• • • • • • •

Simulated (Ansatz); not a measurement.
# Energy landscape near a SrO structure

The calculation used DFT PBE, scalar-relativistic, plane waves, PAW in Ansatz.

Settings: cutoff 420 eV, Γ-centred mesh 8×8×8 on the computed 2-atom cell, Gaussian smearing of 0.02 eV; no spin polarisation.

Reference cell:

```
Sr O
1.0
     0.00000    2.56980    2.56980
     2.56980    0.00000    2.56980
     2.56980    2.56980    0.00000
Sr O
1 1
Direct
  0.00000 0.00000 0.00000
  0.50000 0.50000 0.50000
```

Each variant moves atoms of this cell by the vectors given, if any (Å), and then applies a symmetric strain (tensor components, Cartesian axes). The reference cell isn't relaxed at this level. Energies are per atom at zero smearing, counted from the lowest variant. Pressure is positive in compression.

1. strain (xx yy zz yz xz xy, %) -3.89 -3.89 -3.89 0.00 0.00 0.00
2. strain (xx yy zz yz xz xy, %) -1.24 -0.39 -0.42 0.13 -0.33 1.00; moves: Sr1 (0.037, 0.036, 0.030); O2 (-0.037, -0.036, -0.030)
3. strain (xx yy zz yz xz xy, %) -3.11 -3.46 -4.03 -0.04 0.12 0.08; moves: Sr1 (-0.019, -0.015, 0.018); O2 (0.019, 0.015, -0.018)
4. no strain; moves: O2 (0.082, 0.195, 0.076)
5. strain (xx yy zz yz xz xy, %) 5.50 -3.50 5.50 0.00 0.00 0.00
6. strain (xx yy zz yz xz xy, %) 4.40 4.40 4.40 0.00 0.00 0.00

• • • • • • •

## Brief
Please return the lines above that run from the line containing "# Energy landscape near a SrO structure" to the line containing "5. strain (xx", inclusive, exactly and with no other lines.

## Answer area
# Energy landscape near a SrO structure

The calculation used DFT PBE, scalar-relativistic, plane waves, PAW in Ansatz.

Settings: cutoff 420 eV, Γ-centred mesh 8×8×8 on the computed 2-atom cell, Gaussian smearing of 0.02 eV; no spin polarisation.

Reference cell:

```
Sr O
1.0
     0.00000    2.56980    2.56980
     2.56980    0.00000    2.56980
     2.56980    2.56980    0.00000
Sr O
1 1
Direct
  0.00000 0.00000 0.00000
  0.50000 0.50000 0.50000
```

Each variant moves atoms of this cell by the vectors given, if any (Å), and then applies a symmetric strain (tensor components, Cartesian axes). The reference cell isn't relaxed at this level. Energies are per atom at zero smearing, counted from the lowest variant. Pressure is positive in compression.

1. strain (xx yy zz yz xz xy, %) -3.89 -3.89 -3.89 0.00 0.00 0.00
2. strain (xx yy zz yz xz xy, %) -1.24 -0.39 -0.42 0.13 -0.33 1.00; moves: Sr1 (0.037, 0.036, 0.030); O2 (-0.037, -0.036, -0.030)
3. strain (xx yy zz yz xz xy, %) -3.11 -3.46 -4.03 -0.04 0.12 0.08; moves: Sr1 (-0.019, -0.015, 0.018); O2 (0.019, 0.015, -0.018)
4. no strain; moves: O2 (0.082, 0.195, 0.076)
5. strain (xx yy zz yz xz xy, %) 5.50 -3.50 5.50 0.00 0.00 0.00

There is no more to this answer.